# Activity:
Set down the records again. Every word and mark must match exactly.

# Input data:
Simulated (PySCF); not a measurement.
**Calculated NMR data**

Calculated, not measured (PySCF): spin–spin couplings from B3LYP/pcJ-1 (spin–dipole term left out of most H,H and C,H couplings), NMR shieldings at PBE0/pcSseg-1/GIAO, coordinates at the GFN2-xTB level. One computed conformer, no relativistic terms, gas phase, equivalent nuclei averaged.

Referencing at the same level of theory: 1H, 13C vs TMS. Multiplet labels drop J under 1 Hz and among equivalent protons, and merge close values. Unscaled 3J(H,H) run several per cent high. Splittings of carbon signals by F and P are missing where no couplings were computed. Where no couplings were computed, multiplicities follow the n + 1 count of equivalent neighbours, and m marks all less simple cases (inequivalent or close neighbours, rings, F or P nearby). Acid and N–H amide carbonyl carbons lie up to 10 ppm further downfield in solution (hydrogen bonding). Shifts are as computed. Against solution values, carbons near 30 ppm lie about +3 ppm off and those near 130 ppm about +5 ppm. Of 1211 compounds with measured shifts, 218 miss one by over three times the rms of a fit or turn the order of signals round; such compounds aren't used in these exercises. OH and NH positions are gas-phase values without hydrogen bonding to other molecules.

# Result:
Simulated (PySCF); not a measurement.
**Calculated NMR data**

Calculated, not measured (PySCF): spin–spin couplings from B3LYP/pcJ-1 (spin–dipole term left out of most H,H and C,H couplings), NMR shieldings at PBE0/pcSseg-1/GIAO, coordinates at the GFN2-xTB level. One computed conformer, no relativistic terms, gas phase, equivalent nuclei averaged.

Referencing at the same level of theory: 1H, 13C vs TMS. Multiplet labels drop J under 1 Hz and among equivalent protons, and merge close values. Unscaled 3J(H,H) run several per cent high. Splittings of carbon signals by F and P are missing where no couplings were computed. Where no couplings were computed, multiplicities follow the n + 1 count of equivalent neighbours, and m marks all less simple cases (inequivalent or close neighbours, rings, F or P nearby). Acid and N–H amide carbonyl carbons lie up to 10 ppm further downfield in solution (hydrogen bonding). Shifts are as computed. Against solution values, carbons near 30 ppm lie about +3 ppm off and those near 130 ppm about +5 ppm. Of 1211 compounds with measured shifts, 218 miss one by over three times the rms of a fit or turn the order of signals round; such compounds aren't used in these exercises. OH and NH positions are gas-phase values without hydrogen bonding to other molecules.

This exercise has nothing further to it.